### WORK ITEM
Repeat the entries exactly. Leave nothing out.

### SUPPLIED RECORDS
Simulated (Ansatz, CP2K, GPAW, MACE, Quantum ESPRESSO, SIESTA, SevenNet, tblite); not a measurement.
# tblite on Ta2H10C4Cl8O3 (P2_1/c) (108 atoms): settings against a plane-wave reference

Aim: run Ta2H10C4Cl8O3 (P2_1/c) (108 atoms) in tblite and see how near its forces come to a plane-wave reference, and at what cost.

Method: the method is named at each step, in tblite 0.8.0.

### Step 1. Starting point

### EXERCISE OUTPUT
Simulated (Ansatz, CP2K, GPAW, MACE, Quantum ESPRESSO, SIESTA, SevenNet, tblite); not a measurement.
# tblite on Ta2H10C4Cl8O3 (P2_1/c) (108 atoms): settings against a plane-wave reference

Aim: run Ta2H10C4Cl8O3 (P2_1/c) (108 atoms) in tblite and see how near its forces come to a plane-wave reference, and at what cost.

Method: the method is named at each step, in tblite 0.8.0.

### Step 1. Starting point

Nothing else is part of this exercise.